- _Extracted information_:
--------------------------------
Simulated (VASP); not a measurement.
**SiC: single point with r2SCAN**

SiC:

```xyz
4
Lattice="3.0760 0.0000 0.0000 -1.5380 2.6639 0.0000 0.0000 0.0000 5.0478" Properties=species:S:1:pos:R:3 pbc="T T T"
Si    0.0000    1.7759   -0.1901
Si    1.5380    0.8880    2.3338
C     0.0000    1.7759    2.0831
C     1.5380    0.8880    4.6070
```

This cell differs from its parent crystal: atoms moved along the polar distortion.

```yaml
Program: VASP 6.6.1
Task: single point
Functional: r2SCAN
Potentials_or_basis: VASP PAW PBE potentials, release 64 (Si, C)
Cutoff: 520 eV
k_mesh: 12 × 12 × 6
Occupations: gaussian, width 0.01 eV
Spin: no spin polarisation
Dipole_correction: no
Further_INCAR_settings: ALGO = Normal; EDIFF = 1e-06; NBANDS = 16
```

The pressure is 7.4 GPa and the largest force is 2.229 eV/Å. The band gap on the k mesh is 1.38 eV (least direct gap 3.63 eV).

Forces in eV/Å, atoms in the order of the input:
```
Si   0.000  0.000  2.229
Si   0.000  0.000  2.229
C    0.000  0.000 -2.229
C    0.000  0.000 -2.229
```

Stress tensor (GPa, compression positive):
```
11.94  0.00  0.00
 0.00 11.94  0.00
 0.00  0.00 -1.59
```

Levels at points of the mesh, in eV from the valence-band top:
--------------------------------

- _Activity_: An unaltered copy of the listing above must form the answer.

- _Exercise response_:
Simulated (VASP); not a measurement.
**SiC: single point with r2SCAN**

SiC:

```xyz
4
Lattice="3.0760 0.0000 0.0000 -1.5380 2.6639 0.0000 0.0000 0.0000 5.0478" Properties=species:S:1:pos:R:3 pbc="T T T"
Si    0.0000    1.7759   -0.1901
Si    1.5380    0.8880    2.3338
C     0.0000    1.7759    2.0831
C     1.5380    0.8880    4.6070
```

This cell differs from its parent crystal: atoms moved along the polar distortion.

```yaml
Program: VASP 6.6.1
Task: single point
Functional: r2SCAN
Potentials_or_basis: VASP PAW PBE potentials, release 64 (Si, C)
Cutoff: 520 eV
k_mesh: 12 × 12 × 6
Occupations: gaussian, width 0.01 eV
Spin: no spin polarisation
Dipole_correction: no
Further_INCAR_settings: ALGO = Normal; EDIFF = 1e-06; NBANDS = 16
```

The pressure is 7.4 GPa and the largest force is 2.229 eV/Å. The band gap on the k mesh is 1.38 eV (least direct gap 3.63 eV).

Forces in eV/Å, atoms in the order of the input:
```
Si   0.000  0.000  2.229
Si   0.000  0.000  2.229
C    0.000  0.000 -2.229
C    0.000  0.000 -2.229
```

Stress tensor (GPa, compression positive):
```
11.94  0.00  0.00
 0.00 11.94  0.00
 0.00  0.00 -1.59
```

Levels at points of the mesh, in eV from the valence-band top:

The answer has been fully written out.